**PROVIDED MATERIAL**
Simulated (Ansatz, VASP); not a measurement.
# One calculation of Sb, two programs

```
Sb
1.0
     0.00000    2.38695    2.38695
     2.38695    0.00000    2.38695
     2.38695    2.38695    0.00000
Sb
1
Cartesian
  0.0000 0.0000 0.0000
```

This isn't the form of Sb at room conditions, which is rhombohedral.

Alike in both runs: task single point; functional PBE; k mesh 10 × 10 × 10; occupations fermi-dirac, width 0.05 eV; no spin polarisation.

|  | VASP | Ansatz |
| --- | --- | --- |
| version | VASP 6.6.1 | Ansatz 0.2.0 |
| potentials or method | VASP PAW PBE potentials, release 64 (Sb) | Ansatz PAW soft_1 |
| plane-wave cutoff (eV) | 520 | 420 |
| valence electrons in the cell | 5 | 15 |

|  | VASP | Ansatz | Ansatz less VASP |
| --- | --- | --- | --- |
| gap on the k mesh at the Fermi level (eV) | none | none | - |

**WORK INSTRUCTION**
Nothing but the lines from the first line of the listing above through the line holding "This isn't the" should be reproduced, and each must match exactly.

**EXPECTED ANSWER**
Simulated (Ansatz, VASP); not a measurement.
# One calculation of Sb, two programs

```
Sb
1.0
     0.00000    2.38695    2.38695
     2.38695    0.00000    2.38695
     2.38695    2.38695    0.00000
Sb
1
Cartesian
  0.0000 0.0000 0.0000
```

This isn't the form of Sb at room conditions, which is rhombohedral.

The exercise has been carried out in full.